====================

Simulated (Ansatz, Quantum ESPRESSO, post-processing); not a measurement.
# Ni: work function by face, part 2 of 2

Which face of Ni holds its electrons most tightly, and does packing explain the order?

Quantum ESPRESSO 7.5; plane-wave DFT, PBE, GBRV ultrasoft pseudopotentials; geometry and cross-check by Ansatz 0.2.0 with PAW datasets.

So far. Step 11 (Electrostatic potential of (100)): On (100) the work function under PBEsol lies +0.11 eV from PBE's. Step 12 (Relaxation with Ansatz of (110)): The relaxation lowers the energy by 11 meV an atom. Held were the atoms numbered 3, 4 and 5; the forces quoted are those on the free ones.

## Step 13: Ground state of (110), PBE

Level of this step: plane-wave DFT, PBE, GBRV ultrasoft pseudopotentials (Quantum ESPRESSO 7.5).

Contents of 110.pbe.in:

====================

» **Work request**: Reproduce the whole listing above exactly.

» **Exercise output**:
Simulated (Ansatz, Quantum ESPRESSO, post-processing); not a measurement.
# Ni: work function by face, part 2 of 2

Which face of Ni holds its electrons most tightly, and does packing explain the order?

Quantum ESPRESSO 7.5; plane-wave DFT, PBE, GBRV ultrasoft pseudopotentials; geometry and cross-check by Ansatz 0.2.0 with PAW datasets.

So far. Step 11 (Electrostatic potential of (100)): On (100) the work function under PBEsol lies +0.11 eV from PBE's. Step 12 (Relaxation with Ansatz of (110)): The relaxation lowers the energy by 11 meV an atom. Held were the atoms numbered 3, 4 and 5; the forces quoted are those on the free ones.

## Step 13: Ground state of (110), PBE

Level of this step: plane-wave DFT, PBE, GBRV ultrasoft pseudopotentials (Quantum ESPRESSO 7.5).

Contents of 110.pbe.in:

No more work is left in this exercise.